* **BRIEF**
Write the records out again, keeping each line exactly as it is.

(EXTRACTED INFORMATION)

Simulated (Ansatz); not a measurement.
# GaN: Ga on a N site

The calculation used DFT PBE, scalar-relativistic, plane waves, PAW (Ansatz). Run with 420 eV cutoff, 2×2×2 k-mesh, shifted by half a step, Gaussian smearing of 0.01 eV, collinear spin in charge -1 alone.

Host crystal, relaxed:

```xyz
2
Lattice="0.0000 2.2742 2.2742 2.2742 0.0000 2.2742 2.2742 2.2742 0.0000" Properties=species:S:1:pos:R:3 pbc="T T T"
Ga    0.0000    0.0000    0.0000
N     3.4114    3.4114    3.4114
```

(End EXTRACTED INFORMATION)

* **TASK RESULT**
Simulated (Ansatz); not a measurement.
# GaN: Ga on a N site

The calculation used DFT PBE, scalar-relativistic, plane waves, PAW (Ansatz). Run with 420 eV cutoff, 2×2×2 k-mesh, shifted by half a step, Gaussian smearing of 0.01 eV, collinear spin in charge -1 alone.

Host crystal, relaxed:

```xyz
2
Lattice="0.0000 2.2742 2.2742 2.2742 0.0000 2.2742 2.2742 2.2742 0.0000" Properties=species:S:1:pos:R:3 pbc="T T T"
Ga    0.0000    0.0000    0.0000
N     3.4114    3.4114    3.4114
```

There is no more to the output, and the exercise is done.